Starting at the first line of the data below, retype every line up to and including the one containing "Result: x = 0.55: 174.6".

================

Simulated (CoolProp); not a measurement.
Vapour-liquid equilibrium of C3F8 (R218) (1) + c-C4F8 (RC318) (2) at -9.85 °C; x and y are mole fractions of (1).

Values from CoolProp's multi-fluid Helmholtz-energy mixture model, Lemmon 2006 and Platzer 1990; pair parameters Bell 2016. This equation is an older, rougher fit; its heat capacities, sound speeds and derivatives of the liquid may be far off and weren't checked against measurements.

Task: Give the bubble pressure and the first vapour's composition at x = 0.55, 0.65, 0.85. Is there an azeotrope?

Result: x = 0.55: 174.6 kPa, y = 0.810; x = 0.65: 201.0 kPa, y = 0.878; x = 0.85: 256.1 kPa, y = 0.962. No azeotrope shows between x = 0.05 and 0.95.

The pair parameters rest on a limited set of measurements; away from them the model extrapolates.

================

> _ANSWER SECTION_
Simulated (CoolProp); not a measurement.
Vapour-liquid equilibrium of C3F8 (R218) (1) + c-C4F8 (RC318) (2) at -9.85 °C; x and y are mole fractions of (1).

Values from CoolProp's multi-fluid Helmholtz-energy mixture model, Lemmon 2006 and Platzer 1990; pair parameters Bell 2016. This equation is an older, rougher fit; its heat capacities, sound speeds and derivatives of the liquid may be far off and weren't checked against measurements.

Task: Give the bubble pressure and the first vapour's composition at x = 0.55, 0.65, 0.85. Is there an azeotrope?

Result: x = 0.55: 174.6 kPa, y = 0.810; x = 0.65: 201.0 kPa, y = 0.878; x = 0.85: 256.1 kPa, y = 0.962. No azeotrope shows between x = 0.05 and 0.95.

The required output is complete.